++++++
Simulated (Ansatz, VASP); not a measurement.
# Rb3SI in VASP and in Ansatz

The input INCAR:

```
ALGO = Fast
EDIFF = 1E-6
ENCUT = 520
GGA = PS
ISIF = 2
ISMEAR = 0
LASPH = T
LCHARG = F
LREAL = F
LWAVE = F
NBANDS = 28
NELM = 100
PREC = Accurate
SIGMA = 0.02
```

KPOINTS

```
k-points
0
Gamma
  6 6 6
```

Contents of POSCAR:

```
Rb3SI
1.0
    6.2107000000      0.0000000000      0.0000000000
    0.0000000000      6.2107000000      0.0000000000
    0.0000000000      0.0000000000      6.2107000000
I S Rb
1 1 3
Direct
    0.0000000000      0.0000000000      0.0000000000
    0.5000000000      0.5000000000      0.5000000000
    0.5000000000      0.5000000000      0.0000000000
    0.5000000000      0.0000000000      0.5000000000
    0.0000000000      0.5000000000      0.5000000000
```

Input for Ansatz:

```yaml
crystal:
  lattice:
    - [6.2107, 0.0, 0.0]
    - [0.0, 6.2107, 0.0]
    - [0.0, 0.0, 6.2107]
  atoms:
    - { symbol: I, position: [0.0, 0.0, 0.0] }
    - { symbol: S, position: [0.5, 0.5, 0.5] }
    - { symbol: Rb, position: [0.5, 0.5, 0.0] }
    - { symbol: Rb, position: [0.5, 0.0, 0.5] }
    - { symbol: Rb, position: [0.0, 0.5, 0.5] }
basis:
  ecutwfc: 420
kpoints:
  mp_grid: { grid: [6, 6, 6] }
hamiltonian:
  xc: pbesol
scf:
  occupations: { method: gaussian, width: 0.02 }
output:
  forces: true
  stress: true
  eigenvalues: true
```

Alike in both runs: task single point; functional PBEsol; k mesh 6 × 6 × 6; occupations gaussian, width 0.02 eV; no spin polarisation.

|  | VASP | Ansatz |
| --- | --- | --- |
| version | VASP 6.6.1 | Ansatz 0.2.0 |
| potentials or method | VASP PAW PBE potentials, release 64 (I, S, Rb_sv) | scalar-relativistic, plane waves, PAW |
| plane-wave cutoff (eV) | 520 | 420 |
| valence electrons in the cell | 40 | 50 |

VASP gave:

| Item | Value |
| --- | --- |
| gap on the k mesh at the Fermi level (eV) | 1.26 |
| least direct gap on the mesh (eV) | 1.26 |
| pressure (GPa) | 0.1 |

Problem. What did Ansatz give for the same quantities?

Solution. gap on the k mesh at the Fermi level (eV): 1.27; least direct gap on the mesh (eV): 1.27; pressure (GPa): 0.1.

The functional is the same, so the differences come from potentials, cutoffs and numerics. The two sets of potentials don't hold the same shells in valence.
++++++

### REQUIREMENT
Out of the data above, transcribe exactly and only the lines starting with the line that has "Ansatz 0.2.0 |" and going on through the line that has "level (eV) | 1.26 |", both included.

### ANSWER BOX
| version | VASP 6.6.1 | Ansatz 0.2.0 |
| potentials or method | VASP PAW PBE potentials, release 64 (I, S, Rb_sv) | scalar-relativistic, plane waves, PAW |
| plane-wave cutoff (eV) | 520 | 420 |
| valence electrons in the cell | 40 | 50 |

VASP gave:

| Item | Value |
| --- | --- |
| gap on the k mesh at the Fermi level (eV) | 1.26 |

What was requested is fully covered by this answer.